*Work instruction*
Reproduce the opening lines of the records exactly, up to and including the line in which "none | -0.1 | - |" occurs.

[[ Excerpted data open ]]

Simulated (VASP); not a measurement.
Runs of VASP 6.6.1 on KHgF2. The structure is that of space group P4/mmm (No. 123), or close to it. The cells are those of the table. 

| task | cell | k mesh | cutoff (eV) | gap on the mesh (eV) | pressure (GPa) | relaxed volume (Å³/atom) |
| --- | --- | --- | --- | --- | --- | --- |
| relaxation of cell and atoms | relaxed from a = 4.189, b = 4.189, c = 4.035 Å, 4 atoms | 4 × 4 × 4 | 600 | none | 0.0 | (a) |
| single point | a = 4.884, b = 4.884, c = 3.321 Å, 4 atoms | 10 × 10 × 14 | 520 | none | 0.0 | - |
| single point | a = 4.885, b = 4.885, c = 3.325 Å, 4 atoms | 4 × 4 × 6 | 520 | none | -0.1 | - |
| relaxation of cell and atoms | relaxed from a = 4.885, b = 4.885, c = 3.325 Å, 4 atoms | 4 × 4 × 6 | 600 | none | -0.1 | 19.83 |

[[ Excerpted data closed ]]

*Problem solution*
Simulated (VASP); not a measurement.
Runs of VASP 6.6.1 on KHgF2. The structure is that of space group P4/mmm (No. 123), or close to it. The cells are those of the table. 

| task | cell | k mesh | cutoff (eV) | gap on the mesh (eV) | pressure (GPa) | relaxed volume (Å³/atom) |
| --- | --- | --- | --- | --- | --- | --- |
| relaxation of cell and atoms | relaxed from a = 4.189, b = 4.189, c = 4.035 Å, 4 atoms | 4 × 4 × 4 | 600 | none | 0.0 | (a) |
| single point | a = 4.884, b = 4.884, c = 3.321 Å, 4 atoms | 10 × 10 × 14 | 520 | none | 0.0 | - |
| single point | a = 4.885, b = 4.885, c = 3.325 Å, 4 atoms | 4 × 4 × 6 | 520 | none | -0.1 | - |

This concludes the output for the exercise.